* Data shown
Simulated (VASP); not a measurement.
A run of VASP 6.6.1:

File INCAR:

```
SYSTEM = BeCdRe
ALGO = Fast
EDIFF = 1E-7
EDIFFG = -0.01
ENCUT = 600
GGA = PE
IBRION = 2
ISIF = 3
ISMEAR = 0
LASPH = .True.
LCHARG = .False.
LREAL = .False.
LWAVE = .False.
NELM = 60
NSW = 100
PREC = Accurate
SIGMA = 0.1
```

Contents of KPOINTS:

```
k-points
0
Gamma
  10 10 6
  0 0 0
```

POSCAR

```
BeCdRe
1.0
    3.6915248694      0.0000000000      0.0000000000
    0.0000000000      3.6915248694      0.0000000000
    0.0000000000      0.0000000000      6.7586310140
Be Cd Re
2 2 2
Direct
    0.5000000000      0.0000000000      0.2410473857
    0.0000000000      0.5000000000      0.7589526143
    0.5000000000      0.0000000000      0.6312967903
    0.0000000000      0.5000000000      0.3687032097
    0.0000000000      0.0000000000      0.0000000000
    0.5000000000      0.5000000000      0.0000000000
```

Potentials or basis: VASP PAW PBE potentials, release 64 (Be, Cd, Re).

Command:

* Task item
Reply with an exact transcription of the material above.

* Answer box
Simulated (VASP); not a measurement.
A run of VASP 6.6.1:

File INCAR:

```
SYSTEM = BeCdRe
ALGO = Fast
EDIFF = 1E-7
EDIFFG = -0.01
ENCUT = 600
GGA = PE
IBRION = 2
ISIF = 3
ISMEAR = 0
LASPH = .True.
LCHARG = .False.
LREAL = .False.
LWAVE = .False.
NELM = 60
NSW = 100
PREC = Accurate
SIGMA = 0.1
```

Contents of KPOINTS:

```
k-points
0
Gamma
  10 10 6
  0 0 0
```

POSCAR

```
BeCdRe
1.0
    3.6915248694      0.0000000000      0.0000000000
    0.0000000000      3.6915248694      0.0000000000
    0.0000000000      0.0000000000      6.7586310140
Be Cd Re
2 2 2
Direct
    0.5000000000      0.0000000000      0.2410473857
    0.0000000000      0.5000000000      0.7589526143
    0.5000000000      0.0000000000      0.6312967903
    0.0000000000      0.5000000000      0.3687032097
    0.0000000000      0.0000000000      0.0000000000
    0.5000000000      0.5000000000      0.0000000000
```

Potentials or basis: VASP PAW PBE potentials, release 64 (Be, Cd, Re).

Command:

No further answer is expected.